(Work order): The listing that follows must be retyped in full, exactly.

Start of Block

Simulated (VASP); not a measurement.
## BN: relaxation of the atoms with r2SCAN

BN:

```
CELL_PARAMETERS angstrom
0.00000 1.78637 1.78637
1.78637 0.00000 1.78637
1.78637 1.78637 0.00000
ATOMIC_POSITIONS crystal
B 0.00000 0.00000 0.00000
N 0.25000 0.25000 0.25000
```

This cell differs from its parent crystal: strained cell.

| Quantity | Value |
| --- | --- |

End of Block

(Task response):
Simulated (VASP); not a measurement.
## BN: relaxation of the atoms with r2SCAN

BN:

```
CELL_PARAMETERS angstrom
0.00000 1.78637 1.78637
1.78637 0.00000 1.78637
1.78637 1.78637 0.00000
ATOMIC_POSITIONS crystal
B 0.00000 0.00000 0.00000
N 0.25000 0.25000 0.25000
```

This cell differs from its parent crystal: strained cell.

| Quantity | Value |
| --- | --- |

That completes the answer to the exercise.